= REQUIRED ACTION =
Line by line, output the material without altering anything.

= STORED DATA =
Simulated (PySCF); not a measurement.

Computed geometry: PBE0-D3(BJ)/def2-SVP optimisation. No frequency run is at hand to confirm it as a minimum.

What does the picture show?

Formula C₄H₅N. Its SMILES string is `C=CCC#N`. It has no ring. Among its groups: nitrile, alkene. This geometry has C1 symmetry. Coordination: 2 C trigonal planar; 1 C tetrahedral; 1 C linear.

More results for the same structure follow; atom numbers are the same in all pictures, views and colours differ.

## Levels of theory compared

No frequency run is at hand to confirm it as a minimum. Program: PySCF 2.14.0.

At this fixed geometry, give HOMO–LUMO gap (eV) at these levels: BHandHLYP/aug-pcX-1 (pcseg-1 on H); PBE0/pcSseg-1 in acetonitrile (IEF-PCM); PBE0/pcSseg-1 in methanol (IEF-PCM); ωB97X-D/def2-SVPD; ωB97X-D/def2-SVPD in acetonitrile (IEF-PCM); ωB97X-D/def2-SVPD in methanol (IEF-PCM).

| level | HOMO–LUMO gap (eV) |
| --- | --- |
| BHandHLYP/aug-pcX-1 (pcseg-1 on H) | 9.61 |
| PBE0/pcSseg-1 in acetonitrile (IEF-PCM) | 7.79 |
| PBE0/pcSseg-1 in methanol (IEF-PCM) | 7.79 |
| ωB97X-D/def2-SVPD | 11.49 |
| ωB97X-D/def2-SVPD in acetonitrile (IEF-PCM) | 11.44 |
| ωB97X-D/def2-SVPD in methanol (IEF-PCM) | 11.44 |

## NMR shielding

= ANSWER SPACE =
Simulated (PySCF); not a measurement.

Computed geometry: PBE0-D3(BJ)/def2-SVP optimisation. No frequency run is at hand to confirm it as a minimum.

What does the picture show?

Formula C₄H₅N. Its SMILES string is `C=CCC#N`. It has no ring. Among its groups: nitrile, alkene. This geometry has C1 symmetry. Coordination: 2 C trigonal planar; 1 C tetrahedral; 1 C linear.

More results for the same structure follow; atom numbers are the same in all pictures, views and colours differ.

## Levels of theory compared

No frequency run is at hand to confirm it as a minimum. Program: PySCF 2.14.0.

At this fixed geometry, give HOMO–LUMO gap (eV) at these levels: BHandHLYP/aug-pcX-1 (pcseg-1 on H); PBE0/pcSseg-1 in acetonitrile (IEF-PCM); PBE0/pcSseg-1 in methanol (IEF-PCM); ωB97X-D/def2-SVPD; ωB97X-D/def2-SVPD in acetonitrile (IEF-PCM); ωB97X-D/def2-SVPD in methanol (IEF-PCM).

| level | HOMO–LUMO gap (eV) |
| --- | --- |
| BHandHLYP/aug-pcX-1 (pcseg-1 on H) | 9.61 |
| PBE0/pcSseg-1 in acetonitrile (IEF-PCM) | 7.79 |
| PBE0/pcSseg-1 in methanol (IEF-PCM) | 7.79 |
| ωB97X-D/def2-SVPD | 11.49 |
| ωB97X-D/def2-SVPD in acetonitrile (IEF-PCM) | 11.44 |
| ωB97X-D/def2-SVPD in methanol (IEF-PCM) | 11.44 |

## NMR shielding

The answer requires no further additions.